• [Data supplied]:
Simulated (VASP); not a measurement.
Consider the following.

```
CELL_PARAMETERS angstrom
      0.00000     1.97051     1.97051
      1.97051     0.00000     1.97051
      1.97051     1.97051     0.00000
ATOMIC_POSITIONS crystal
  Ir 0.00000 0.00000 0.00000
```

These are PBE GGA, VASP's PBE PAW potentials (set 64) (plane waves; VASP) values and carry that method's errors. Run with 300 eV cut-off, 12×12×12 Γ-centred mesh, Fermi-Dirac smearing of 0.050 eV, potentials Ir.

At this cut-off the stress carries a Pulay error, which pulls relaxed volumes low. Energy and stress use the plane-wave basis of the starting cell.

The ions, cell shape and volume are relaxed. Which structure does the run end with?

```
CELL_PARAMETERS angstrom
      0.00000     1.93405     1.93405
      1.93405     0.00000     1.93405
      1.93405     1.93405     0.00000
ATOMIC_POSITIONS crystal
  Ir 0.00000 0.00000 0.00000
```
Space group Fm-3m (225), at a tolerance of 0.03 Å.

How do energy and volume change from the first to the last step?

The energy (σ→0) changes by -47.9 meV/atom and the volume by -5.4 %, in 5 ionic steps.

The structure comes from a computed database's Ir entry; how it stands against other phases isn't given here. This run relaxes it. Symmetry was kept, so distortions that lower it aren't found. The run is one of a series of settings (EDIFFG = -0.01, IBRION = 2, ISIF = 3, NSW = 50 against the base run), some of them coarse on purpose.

• [Task item]:
Transcribe all of the material exactly. Omit nothing.

• [Task answer]:
Simulated (VASP); not a measurement.
Consider the following.

```
CELL_PARAMETERS angstrom
      0.00000     1.97051     1.97051
      1.97051     0.00000     1.97051
      1.97051     1.97051     0.00000
ATOMIC_POSITIONS crystal
  Ir 0.00000 0.00000 0.00000
```

These are PBE GGA, VASP's PBE PAW potentials (set 64) (plane waves; VASP) values and carry that method's errors. Run with 300 eV cut-off, 12×12×12 Γ-centred mesh, Fermi-Dirac smearing of 0.050 eV, potentials Ir.

At this cut-off the stress carries a Pulay error, which pulls relaxed volumes low. Energy and stress use the plane-wave basis of the starting cell.

The ions, cell shape and volume are relaxed. Which structure does the run end with?

```
CELL_PARAMETERS angstrom
      0.00000     1.93405     1.93405
      1.93405     0.00000     1.93405
      1.93405     1.93405     0.00000
ATOMIC_POSITIONS crystal
  Ir 0.00000 0.00000 0.00000
```
Space group Fm-3m (225), at a tolerance of 0.03 Å.

How do energy and volume change from the first to the last step?

The energy (σ→0) changes by -47.9 meV/atom and the volume by -5.4 %, in 5 ionic steps.

The structure comes from a computed database's Ir entry; how it stands against other phases isn't given here. This run relaxes it. Symmetry was kept, so distortions that lower it aren't found. The run is one of a series of settings (EDIFFG = -0.01, IBRION = 2, ISIF = 3, NSW = 50 against the base run), some of them coarse on purpose.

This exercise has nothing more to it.